**REQUIREMENT**
When you reach the line that contains "Wanted: the geometry" in the data below, start reproducing lines exactly, and stop after the line that contains "The structure is".

=-=-=

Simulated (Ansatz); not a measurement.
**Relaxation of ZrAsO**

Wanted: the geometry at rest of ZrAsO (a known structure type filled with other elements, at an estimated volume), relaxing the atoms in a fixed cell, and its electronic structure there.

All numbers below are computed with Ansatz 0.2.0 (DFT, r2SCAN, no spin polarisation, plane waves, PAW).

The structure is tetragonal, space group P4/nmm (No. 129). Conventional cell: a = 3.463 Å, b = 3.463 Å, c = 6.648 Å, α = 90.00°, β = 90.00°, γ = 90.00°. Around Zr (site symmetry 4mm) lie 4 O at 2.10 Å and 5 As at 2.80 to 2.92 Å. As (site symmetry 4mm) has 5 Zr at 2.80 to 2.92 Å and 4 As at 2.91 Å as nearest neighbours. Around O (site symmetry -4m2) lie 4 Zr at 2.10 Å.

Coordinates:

=-=-=

**RESPONSE**
Wanted: the geometry at rest of ZrAsO (a known structure type filled with other elements, at an estimated volume), relaxing the atoms in a fixed cell, and its electronic structure there.

All numbers below are computed with Ansatz 0.2.0 (DFT, r2SCAN, no spin polarisation, plane waves, PAW).

The structure is tetragonal, space group P4/nmm (No. 129). Conventional cell: a = 3.463 Å, b = 3.463 Å, c = 6.648 Å, α = 90.00°, β = 90.00°, γ = 90.00°. Around Zr (site symmetry 4mm) lie 4 O at 2.10 Å and 5 As at 2.80 to 2.92 Å. As (site symmetry 4mm) has 5 Zr at 2.80 to 2.92 Å and 4 As at 2.91 Å as nearest neighbours. Around O (site symmetry -4m2) lie 4 Zr at 2.10 Å.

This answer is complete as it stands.